**TASK ITEM:** Each line of the data below from the one holding "Problem. Estimate the" to the one holding "Only differences to", inclusive, is to be reproduced exactly; no other line belongs in the answer.

**EXERCISE DATA:**
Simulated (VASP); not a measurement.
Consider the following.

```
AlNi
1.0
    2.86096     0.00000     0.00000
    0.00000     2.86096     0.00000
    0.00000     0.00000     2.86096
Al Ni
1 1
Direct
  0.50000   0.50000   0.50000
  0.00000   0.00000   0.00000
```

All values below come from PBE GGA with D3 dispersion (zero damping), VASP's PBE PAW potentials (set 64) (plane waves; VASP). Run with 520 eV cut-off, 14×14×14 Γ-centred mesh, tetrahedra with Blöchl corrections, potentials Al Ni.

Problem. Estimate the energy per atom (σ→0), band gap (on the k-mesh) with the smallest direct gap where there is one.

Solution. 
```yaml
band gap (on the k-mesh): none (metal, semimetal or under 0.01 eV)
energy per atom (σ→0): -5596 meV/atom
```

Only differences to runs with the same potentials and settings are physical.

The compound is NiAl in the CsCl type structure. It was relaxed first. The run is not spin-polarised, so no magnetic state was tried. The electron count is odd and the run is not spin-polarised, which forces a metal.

**WRITTEN SOLUTION:**
Problem. Estimate the energy per atom (σ→0), band gap (on the k-mesh) with the smallest direct gap where there is one.

Solution. 
```yaml
band gap (on the k-mesh): none (metal, semimetal or under 0.01 eV)
energy per atom (σ→0): -5596 meV/atom
```

Only differences to runs with the same potentials and settings are physical.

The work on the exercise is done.